> **Work task**: Repeat the listing that comes next, leaving nothing out and changing nothing.

::: Provided records :::

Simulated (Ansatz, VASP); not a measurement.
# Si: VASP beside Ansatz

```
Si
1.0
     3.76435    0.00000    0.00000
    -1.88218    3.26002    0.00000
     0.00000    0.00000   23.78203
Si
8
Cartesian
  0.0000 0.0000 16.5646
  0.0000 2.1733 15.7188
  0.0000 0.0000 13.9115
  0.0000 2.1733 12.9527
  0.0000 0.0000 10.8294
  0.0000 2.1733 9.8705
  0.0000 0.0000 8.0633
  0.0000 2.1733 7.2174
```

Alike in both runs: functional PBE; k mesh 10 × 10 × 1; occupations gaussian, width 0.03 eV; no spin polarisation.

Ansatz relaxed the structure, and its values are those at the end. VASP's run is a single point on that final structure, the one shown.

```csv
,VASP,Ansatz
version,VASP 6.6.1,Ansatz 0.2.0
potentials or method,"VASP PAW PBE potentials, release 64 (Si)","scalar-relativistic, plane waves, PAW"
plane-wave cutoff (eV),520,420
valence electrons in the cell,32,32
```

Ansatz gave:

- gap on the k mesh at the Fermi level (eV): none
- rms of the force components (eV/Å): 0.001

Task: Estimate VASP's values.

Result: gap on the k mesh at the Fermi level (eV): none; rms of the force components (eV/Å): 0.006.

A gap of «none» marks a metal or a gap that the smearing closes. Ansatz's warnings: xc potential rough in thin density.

:::

> **Task solution**:
Simulated (Ansatz, VASP); not a measurement.
# Si: VASP beside Ansatz

```
Si
1.0
     3.76435    0.00000    0.00000
    -1.88218    3.26002    0.00000
     0.00000    0.00000   23.78203
Si
8
Cartesian
  0.0000 0.0000 16.5646
  0.0000 2.1733 15.7188
  0.0000 0.0000 13.9115
  0.0000 2.1733 12.9527
  0.0000 0.0000 10.8294
  0.0000 2.1733 9.8705
  0.0000 0.0000 8.0633
  0.0000 2.1733 7.2174
```

Alike in both runs: functional PBE; k mesh 10 × 10 × 1; occupations gaussian, width 0.03 eV; no spin polarisation.

Ansatz relaxed the structure, and its values are those at the end. VASP's run is a single point on that final structure, the one shown.

```csv
,VASP,Ansatz
version,VASP 6.6.1,Ansatz 0.2.0
potentials or method,"VASP PAW PBE potentials, release 64 (Si)","scalar-relativistic, plane waves, PAW"
plane-wave cutoff (eV),520,420
valence electrons in the cell,32,32
```

Ansatz gave:

- gap on the k mesh at the Fermi level (eV): none
- rms of the force components (eV/Å): 0.001

Task: Estimate VASP's values.

Result: gap on the k mesh at the Fermi level (eV): none; rms of the force components (eV/Å): 0.006.

A gap of «none» marks a metal or a gap that the smearing closes. Ansatz's warnings: xc potential rough in thin density.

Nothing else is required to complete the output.